# [BRIEF]
Repeat only the lines below from the one containing "under 0.01 eV)" through the one containing "Unless said otherwise, spin-orbit", inclusive, exactly as written.

Start of PROVIDED RECORDS
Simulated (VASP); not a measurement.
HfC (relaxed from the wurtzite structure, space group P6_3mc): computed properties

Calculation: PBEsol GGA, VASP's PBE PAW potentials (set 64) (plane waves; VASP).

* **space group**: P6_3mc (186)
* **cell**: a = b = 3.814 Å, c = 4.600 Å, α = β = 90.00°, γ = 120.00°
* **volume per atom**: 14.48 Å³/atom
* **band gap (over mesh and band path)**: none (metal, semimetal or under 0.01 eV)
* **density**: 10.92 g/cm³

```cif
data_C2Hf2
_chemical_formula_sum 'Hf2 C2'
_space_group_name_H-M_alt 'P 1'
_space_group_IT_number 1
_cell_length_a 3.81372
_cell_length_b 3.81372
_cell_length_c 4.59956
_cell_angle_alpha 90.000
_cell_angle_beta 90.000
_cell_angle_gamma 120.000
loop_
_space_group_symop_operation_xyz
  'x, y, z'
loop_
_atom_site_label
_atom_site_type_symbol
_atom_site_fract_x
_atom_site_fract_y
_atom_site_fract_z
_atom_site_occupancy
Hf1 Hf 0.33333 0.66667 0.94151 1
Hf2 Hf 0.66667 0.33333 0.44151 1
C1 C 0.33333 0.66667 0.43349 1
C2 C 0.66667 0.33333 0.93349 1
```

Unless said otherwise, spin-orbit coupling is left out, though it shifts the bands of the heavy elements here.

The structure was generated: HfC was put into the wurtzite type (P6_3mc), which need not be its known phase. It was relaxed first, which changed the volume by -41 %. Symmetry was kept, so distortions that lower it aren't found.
End of PROVIDED RECORDS

# [WRITTEN ANSWER]
* **band gap (over mesh and band path)**: none (metal, semimetal or under 0.01 eV)
* **density**: 10.92 g/cm³

```cif
data_C2Hf2
_chemical_formula_sum 'Hf2 C2'
_space_group_name_H-M_alt 'P 1'
_space_group_IT_number 1
_cell_length_a 3.81372
_cell_length_b 3.81372
_cell_length_c 4.59956
_cell_angle_alpha 90.000
_cell_angle_beta 90.000
_cell_angle_gamma 120.000
loop_
_space_group_symop_operation_xyz
  'x, y, z'
loop_
_atom_site_label
_atom_site_type_symbol
_atom_site_fract_x
_atom_site_fract_y
_atom_site_fract_z
_atom_site_occupancy
Hf1 Hf 0.33333 0.66667 0.94151 1
Hf2 Hf 0.66667 0.33333 0.44151 1
C1 C 0.33333 0.66667 0.43349 1
C2 C 0.66667 0.33333 0.93349 1
```

Unless said otherwise, spin-orbit coupling is left out, though it shifts the bands of the heavy elements here.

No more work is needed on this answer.